*Extracted records:*
|---|
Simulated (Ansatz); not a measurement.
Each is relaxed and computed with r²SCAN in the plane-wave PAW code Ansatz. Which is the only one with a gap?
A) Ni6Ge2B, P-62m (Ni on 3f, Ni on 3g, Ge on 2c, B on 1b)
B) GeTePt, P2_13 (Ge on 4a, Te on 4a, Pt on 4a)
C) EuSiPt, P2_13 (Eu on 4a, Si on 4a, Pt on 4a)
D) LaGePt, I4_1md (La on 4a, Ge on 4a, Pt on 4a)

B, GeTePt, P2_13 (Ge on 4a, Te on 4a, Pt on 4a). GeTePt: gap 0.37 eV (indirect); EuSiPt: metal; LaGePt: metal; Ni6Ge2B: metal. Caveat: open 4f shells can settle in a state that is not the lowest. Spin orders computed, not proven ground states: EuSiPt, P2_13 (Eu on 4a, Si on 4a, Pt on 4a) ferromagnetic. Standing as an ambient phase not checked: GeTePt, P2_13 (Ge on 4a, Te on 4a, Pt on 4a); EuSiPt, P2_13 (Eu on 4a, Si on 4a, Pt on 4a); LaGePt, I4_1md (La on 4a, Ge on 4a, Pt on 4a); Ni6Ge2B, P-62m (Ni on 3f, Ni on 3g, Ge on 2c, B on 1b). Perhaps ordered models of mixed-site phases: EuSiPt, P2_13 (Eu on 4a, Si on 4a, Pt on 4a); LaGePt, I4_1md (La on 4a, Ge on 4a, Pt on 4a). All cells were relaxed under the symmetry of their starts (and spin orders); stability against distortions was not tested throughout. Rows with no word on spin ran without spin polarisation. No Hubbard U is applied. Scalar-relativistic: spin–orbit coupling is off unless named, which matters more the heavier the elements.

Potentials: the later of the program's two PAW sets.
|---|

*Action item:*
Give an exact copy of the lines above from the line with "A) Ni6Ge2B, P-62m" up to and including the line with "D) LaGePt, I4_1md", and leave everything else out.

*Your response:*
A) Ni6Ge2B, P-62m (Ni on 3f, Ni on 3g, Ge on 2c, B on 1b)
B) GeTePt, P2_13 (Ge on 4a, Te on 4a, Pt on 4a)
C) EuSiPt, P2_13 (Eu on 4a, Si on 4a, Pt on 4a)
D) LaGePt, I4_1md (La on 4a, Ge on 4a, Pt on 4a)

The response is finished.